-------- Material provided --------
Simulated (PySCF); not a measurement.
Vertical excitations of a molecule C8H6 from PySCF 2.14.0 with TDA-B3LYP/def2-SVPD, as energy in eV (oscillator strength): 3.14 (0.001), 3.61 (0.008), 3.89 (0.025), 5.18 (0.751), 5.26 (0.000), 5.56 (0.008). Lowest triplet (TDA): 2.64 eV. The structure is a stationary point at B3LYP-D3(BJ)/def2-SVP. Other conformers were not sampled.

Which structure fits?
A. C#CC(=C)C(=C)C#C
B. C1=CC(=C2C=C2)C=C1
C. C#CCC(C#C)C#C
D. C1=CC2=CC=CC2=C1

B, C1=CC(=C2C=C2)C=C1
--------

Work order -> In the listing above, find the line with "C. C#CCC(C#C)C#C" and the line with "D. C1=CC2=CC=CC2=C1"; output exactly those lines and all lines between them.

Exercise solution ->
C. C#CCC(C#C)C#C
D. C1=CC2=CC=CC2=C1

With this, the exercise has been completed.